* **ENTRIES SHOWN**
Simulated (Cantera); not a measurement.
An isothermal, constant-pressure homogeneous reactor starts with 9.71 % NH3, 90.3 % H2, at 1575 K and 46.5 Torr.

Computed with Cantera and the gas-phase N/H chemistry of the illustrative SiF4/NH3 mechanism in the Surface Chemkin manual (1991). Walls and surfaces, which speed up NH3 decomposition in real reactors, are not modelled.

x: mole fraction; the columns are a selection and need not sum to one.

* **EXERCISE**
Write out the listing once more, matching it exactly.

* **WRITTEN RESPONSE**
Simulated (Cantera); not a measurement.
An isothermal, constant-pressure homogeneous reactor starts with 9.71 % NH3, 90.3 % H2, at 1575 K and 46.5 Torr.

Computed with Cantera and the gas-phase N/H chemistry of the illustrative SiF4/NH3 mechanism in the Surface Chemkin manual (1991). Walls and surfaces, which speed up NH3 decomposition in real reactors, are not modelled.

x: mole fraction; the columns are a selection and need not sum to one.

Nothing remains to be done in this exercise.